**********
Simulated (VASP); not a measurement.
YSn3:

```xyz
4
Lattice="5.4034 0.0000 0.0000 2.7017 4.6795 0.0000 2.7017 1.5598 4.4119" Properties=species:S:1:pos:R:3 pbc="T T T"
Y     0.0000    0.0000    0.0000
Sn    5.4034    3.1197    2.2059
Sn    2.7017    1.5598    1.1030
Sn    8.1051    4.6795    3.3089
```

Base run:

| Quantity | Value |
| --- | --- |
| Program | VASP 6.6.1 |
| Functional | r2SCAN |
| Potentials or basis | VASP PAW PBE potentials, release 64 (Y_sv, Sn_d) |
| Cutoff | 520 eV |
**********

Work request – The full set of lines above should be retyped without a single change.

Answer area –
Simulated (VASP); not a measurement.
YSn3:

```xyz
4
Lattice="5.4034 0.0000 0.0000 2.7017 4.6795 0.0000 2.7017 1.5598 4.4119" Properties=species:S:1:pos:R:3 pbc="T T T"
Y     0.0000    0.0000    0.0000
Sn    5.4034    3.1197    2.2059
Sn    2.7017    1.5598    1.1030
Sn    8.1051    4.6795    3.3089
```

Base run:

| Quantity | Value |
| --- | --- |
| Program | VASP 6.6.1 |
| Functional | r2SCAN |
| Potentials or basis | VASP PAW PBE potentials, release 64 (Y_sv, Sn_d) |
| Cutoff | 520 eV |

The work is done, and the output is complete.